----- SUPPLIED DATA -----
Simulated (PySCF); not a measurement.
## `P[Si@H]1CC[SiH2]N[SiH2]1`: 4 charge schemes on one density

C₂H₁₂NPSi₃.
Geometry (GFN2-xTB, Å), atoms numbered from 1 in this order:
-----

From the first line to the last, retype the material exactly.

Simulated (PySCF); not a measurement.
## `P[Si@H]1CC[SiH2]N[SiH2]1`: 4 charge schemes on one density

C₂H₁₂NPSi₃.
Geometry (GFN2-xTB, Å), atoms numbered from 1 in this order:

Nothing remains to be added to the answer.